[Start of Attachment]

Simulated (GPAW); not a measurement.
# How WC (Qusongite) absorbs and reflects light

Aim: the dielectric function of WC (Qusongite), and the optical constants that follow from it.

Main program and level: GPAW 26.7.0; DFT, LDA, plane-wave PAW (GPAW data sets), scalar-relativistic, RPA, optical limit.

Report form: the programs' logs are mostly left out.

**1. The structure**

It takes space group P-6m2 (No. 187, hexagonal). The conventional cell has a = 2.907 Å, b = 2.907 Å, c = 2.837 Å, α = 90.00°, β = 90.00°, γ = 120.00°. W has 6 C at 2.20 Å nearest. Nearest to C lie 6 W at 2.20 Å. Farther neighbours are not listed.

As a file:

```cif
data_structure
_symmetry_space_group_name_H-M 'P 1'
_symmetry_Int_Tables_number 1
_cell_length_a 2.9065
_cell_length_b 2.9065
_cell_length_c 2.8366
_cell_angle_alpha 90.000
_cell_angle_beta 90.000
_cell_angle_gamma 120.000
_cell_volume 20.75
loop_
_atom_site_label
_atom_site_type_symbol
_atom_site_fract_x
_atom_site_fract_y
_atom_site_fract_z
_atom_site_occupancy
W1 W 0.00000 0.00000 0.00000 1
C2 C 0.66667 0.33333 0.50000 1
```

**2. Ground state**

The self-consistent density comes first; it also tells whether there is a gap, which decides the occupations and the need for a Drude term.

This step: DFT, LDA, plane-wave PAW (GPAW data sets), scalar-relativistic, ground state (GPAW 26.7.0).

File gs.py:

[End of Attachment]

## Activity:
Copy every record exactly as presented.

## Task response:
Simulated (GPAW); not a measurement.
# How WC (Qusongite) absorbs and reflects light

Aim: the dielectric function of WC (Qusongite), and the optical constants that follow from it.

Main program and level: GPAW 26.7.0; DFT, LDA, plane-wave PAW (GPAW data sets), scalar-relativistic, RPA, optical limit.

Report form: the programs' logs are mostly left out.

**1. The structure**

It takes space group P-6m2 (No. 187, hexagonal). The conventional cell has a = 2.907 Å, b = 2.907 Å, c = 2.837 Å, α = 90.00°, β = 90.00°, γ = 120.00°. W has 6 C at 2.20 Å nearest. Nearest to C lie 6 W at 2.20 Å. Farther neighbours are not listed.

As a file:

```cif
data_structure
_symmetry_space_group_name_H-M 'P 1'
_symmetry_Int_Tables_number 1
_cell_length_a 2.9065
_cell_length_b 2.9065
_cell_length_c 2.8366
_cell_angle_alpha 90.000
_cell_angle_beta 90.000
_cell_angle_gamma 120.000
_cell_volume 20.75
loop_
_atom_site_label
_atom_site_type_symbol
_atom_site_fract_x
_atom_site_fract_y
_atom_site_fract_z
_atom_site_occupancy
W1 W 0.00000 0.00000 0.00000 1
C2 C 0.66667 0.33333 0.50000 1
```

**2. Ground state**

The self-consistent density comes first; it also tells whether there is a gap, which decides the occupations and the need for a Drude term.

This step: DFT, LDA, plane-wave PAW (GPAW data sets), scalar-relativistic, ground state (GPAW 26.7.0).

File gs.py:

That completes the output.